Action item:
Write out the full listing below exactly as given.

Excerpted data:
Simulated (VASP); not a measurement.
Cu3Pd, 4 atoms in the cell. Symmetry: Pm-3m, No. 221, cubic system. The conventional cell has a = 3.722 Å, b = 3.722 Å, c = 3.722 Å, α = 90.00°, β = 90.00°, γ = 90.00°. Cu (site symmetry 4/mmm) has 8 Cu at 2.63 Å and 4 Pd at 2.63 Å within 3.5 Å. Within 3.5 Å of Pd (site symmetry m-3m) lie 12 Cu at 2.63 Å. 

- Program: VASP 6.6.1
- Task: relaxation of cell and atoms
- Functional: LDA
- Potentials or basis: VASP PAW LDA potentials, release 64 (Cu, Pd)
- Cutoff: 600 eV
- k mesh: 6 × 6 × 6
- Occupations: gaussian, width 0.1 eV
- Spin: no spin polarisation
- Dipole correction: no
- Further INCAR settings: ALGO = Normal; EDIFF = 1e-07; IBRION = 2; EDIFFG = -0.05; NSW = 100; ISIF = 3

Written reply:
Simulated (VASP); not a measurement.
Cu3Pd, 4 atoms in the cell. Symmetry: Pm-3m, No. 221, cubic system. The conventional cell has a = 3.722 Å, b = 3.722 Å, c = 3.722 Å, α = 90.00°, β = 90.00°, γ = 90.00°. Cu (site symmetry 4/mmm) has 8 Cu at 2.63 Å and 4 Pd at 2.63 Å within 3.5 Å. Within 3.5 Å of Pd (site symmetry m-3m) lie 12 Cu at 2.63 Å. 

- Program: VASP 6.6.1
- Task: relaxation of cell and atoms
- Functional: LDA
- Potentials or basis: VASP PAW LDA potentials, release 64 (Cu, Pd)
- Cutoff: 600 eV
- k mesh: 6 × 6 × 6
- Occupations: gaussian, width 0.1 eV
- Spin: no spin polarisation
- Dipole correction: no
- Further INCAR settings: ALGO = Normal; EDIFF = 1e-07; IBRION = 2; EDIFFG = -0.05; NSW = 100; ISIF = 3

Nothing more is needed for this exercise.